[Data — start]
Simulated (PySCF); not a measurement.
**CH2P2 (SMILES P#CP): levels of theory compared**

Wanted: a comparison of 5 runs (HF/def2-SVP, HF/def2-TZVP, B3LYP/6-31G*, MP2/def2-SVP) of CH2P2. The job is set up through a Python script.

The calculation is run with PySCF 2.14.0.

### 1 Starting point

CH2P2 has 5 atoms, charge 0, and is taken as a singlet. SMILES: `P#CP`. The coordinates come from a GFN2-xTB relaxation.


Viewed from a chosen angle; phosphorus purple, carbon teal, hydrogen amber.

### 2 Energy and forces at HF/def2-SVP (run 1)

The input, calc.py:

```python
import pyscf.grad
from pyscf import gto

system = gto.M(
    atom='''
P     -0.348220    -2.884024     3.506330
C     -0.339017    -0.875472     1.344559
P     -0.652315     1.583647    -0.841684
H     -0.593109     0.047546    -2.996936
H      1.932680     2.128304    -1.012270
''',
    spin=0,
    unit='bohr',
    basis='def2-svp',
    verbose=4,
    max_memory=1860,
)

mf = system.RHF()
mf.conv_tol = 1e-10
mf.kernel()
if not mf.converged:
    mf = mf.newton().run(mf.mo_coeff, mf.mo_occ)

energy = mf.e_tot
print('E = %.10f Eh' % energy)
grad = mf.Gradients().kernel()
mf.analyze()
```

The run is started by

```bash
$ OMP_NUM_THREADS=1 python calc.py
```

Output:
[Data — finish]

Work item
After locating the line holding "of theory compared**" above, output exactly that line and every line after it through the line holding "CH2P2 has 5". Include nothing else.

Result
**CH2P2 (SMILES P#CP): levels of theory compared**

Wanted: a comparison of 5 runs (HF/def2-SVP, HF/def2-TZVP, B3LYP/6-31G*, MP2/def2-SVP) of CH2P2. The job is set up through a Python script.

The calculation is run with PySCF 2.14.0.

### 1 Starting point

CH2P2 has 5 atoms, charge 0, and is taken as a singlet. SMILES: `P#CP`. The coordinates come from a GFN2-xTB relaxation.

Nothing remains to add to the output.